......

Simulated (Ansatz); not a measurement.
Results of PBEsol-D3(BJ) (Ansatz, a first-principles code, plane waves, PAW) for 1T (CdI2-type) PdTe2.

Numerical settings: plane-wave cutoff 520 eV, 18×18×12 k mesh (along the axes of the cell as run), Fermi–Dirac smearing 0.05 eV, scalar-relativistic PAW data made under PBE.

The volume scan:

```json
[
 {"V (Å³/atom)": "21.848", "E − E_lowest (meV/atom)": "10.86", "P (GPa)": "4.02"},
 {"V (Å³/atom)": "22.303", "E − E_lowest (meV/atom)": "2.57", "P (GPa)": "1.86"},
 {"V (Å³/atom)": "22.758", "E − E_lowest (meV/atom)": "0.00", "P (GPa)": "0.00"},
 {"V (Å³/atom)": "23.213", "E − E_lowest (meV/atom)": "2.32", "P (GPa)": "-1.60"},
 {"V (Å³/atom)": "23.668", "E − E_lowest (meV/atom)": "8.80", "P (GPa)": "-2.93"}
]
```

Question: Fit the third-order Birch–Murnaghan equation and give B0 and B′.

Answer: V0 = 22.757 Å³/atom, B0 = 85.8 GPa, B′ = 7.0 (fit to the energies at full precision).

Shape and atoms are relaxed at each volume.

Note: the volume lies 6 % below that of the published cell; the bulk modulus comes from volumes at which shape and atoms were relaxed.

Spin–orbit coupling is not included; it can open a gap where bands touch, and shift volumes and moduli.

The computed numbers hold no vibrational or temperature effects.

......

## Requirement
All lines from the opening of the listing above through the line that contains "Note: the volume" should be given again exactly, and nothing more.

## Answer area
Simulated (Ansatz); not a measurement.
Results of PBEsol-D3(BJ) (Ansatz, a first-principles code, plane waves, PAW) for 1T (CdI2-type) PdTe2.

Numerical settings: plane-wave cutoff 520 eV, 18×18×12 k mesh (along the axes of the cell as run), Fermi–Dirac smearing 0.05 eV, scalar-relativistic PAW data made under PBE.

The volume scan:

```json
[
 {"V (Å³/atom)": "21.848", "E − E_lowest (meV/atom)": "10.86", "P (GPa)": "4.02"},
 {"V (Å³/atom)": "22.303", "E − E_lowest (meV/atom)": "2.57", "P (GPa)": "1.86"},
 {"V (Å³/atom)": "22.758", "E − E_lowest (meV/atom)": "0.00", "P (GPa)": "0.00"},
 {"V (Å³/atom)": "23.213", "E − E_lowest (meV/atom)": "2.32", "P (GPa)": "-1.60"},
 {"V (Å³/atom)": "23.668", "E − E_lowest (meV/atom)": "8.80", "P (GPa)": "-2.93"}
]
```

Question: Fit the third-order Birch–Murnaghan equation and give B0 and B′.

Answer: V0 = 22.757 Å³/atom, B0 = 85.8 GPa, B′ = 7.0 (fit to the energies at full precision).

Shape and atoms are relaxed at each volume.

Note: the volume lies 6 % below that of the published cell; the bulk modulus comes from volumes at which shape and atoms were relaxed.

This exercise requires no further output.